___ Dataset extract ___

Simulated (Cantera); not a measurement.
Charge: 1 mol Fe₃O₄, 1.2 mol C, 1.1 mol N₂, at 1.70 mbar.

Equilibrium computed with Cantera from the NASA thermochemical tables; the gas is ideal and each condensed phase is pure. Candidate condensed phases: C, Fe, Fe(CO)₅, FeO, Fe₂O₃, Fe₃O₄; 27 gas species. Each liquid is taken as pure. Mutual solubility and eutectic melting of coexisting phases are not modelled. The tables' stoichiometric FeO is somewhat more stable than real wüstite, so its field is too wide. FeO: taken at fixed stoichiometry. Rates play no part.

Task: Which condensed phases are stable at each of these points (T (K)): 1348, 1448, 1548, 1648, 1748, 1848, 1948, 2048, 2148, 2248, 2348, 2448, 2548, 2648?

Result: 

___

Your task is to write out every record exactly.

Simulated (Cantera); not a measurement.
Charge: 1 mol Fe₃O₄, 1.2 mol C, 1.1 mol N₂, at 1.70 mbar.

Equilibrium computed with Cantera from the NASA thermochemical tables; the gas is ideal and each condensed phase is pure. Candidate condensed phases: C, Fe, Fe(CO)₅, FeO, Fe₂O₃, Fe₃O₄; 27 gas species. Each liquid is taken as pure. Mutual solubility and eutectic melting of coexisting phases are not modelled. The tables' stoichiometric FeO is somewhat more stable than real wüstite, so its field is too wide. FeO: taken at fixed stoichiometry. Rates play no part.

Task: Which condensed phases are stable at each of these points (T (K)): 1348, 1448, 1548, 1648, 1748, 1848, 1948, 2048, 2148, 2248, 2348, 2448, 2548, 2648?

Result: 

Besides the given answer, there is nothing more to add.